========================================

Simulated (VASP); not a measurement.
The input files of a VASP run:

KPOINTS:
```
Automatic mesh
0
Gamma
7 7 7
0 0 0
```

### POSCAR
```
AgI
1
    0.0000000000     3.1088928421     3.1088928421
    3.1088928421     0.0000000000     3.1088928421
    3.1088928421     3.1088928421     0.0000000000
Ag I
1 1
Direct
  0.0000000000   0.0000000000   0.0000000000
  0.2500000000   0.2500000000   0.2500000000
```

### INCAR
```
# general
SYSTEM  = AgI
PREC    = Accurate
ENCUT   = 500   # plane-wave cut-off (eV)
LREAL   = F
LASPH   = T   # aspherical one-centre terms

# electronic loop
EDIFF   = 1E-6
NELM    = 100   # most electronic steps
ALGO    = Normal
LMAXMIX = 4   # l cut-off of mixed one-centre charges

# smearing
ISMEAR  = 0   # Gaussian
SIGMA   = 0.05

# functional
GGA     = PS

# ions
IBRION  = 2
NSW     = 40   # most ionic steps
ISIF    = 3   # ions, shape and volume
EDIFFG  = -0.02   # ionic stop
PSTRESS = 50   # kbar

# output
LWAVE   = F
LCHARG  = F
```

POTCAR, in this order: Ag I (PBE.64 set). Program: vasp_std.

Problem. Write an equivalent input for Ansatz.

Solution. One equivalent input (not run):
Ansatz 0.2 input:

========================================

Task item:
Give back all the records above exactly. Keep every word.

Answer area:
Simulated (VASP); not a measurement.
The input files of a VASP run:

KPOINTS:
```
Automatic mesh
0
Gamma
7 7 7
0 0 0
```

### POSCAR
```
AgI
1
    0.0000000000     3.1088928421     3.1088928421
    3.1088928421     0.0000000000     3.1088928421
    3.1088928421     3.1088928421     0.0000000000
Ag I
1 1
Direct
  0.0000000000   0.0000000000   0.0000000000
  0.2500000000   0.2500000000   0.2500000000
```

### INCAR
```
# general
SYSTEM  = AgI
PREC    = Accurate
ENCUT   = 500   # plane-wave cut-off (eV)
LREAL   = F
LASPH   = T   # aspherical one-centre terms

# electronic loop
EDIFF   = 1E-6
NELM    = 100   # most electronic steps
ALGO    = Normal
LMAXMIX = 4   # l cut-off of mixed one-centre charges

# smearing
ISMEAR  = 0   # Gaussian
SIGMA   = 0.05

# functional
GGA     = PS

# ions
IBRION  = 2
NSW     = 40   # most ionic steps
ISIF    = 3   # ions, shape and volume
EDIFFG  = -0.02   # ionic stop
PSTRESS = 50   # kbar

# output
LWAVE   = F
LCHARG  = F
```

POTCAR, in this order: Ag I (PBE.64 set). Program: vasp_std.

Problem. Write an equivalent input for Ansatz.

Solution. One equivalent input (not run):
Ansatz 0.2 input:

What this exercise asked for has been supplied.